### REQUIREMENT:
The entries are to be duplicated exactly, with nothing left out.

= Beginning of Section =

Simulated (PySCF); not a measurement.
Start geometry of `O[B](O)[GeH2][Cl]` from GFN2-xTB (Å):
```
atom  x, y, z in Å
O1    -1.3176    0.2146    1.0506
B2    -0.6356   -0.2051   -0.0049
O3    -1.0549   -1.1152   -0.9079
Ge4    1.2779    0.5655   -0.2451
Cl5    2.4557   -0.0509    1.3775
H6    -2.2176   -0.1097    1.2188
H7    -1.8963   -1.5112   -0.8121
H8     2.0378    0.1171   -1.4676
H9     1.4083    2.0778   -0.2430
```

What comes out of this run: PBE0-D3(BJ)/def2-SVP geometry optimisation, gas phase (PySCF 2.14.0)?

= End of Section =

### RESPONSE:
Simulated (PySCF); not a measurement.
Start geometry of `O[B](O)[GeH2][Cl]` from GFN2-xTB (Å):
```
atom  x, y, z in Å
O1    -1.3176    0.2146    1.0506
B2    -0.6356   -0.2051   -0.0049
O3    -1.0549   -1.1152   -0.9079
Ge4    1.2779    0.5655   -0.2451
Cl5    2.4557   -0.0509    1.3775
H6    -2.2176   -0.1097    1.2188
H7    -1.8963   -1.5112   -0.8121
H8     2.0378    0.1171   -1.4676
H9     1.4083    2.0778   -0.2430
```

What comes out of this run: PBE0-D3(BJ)/def2-SVP geometry optimisation, gas phase (PySCF 2.14.0)?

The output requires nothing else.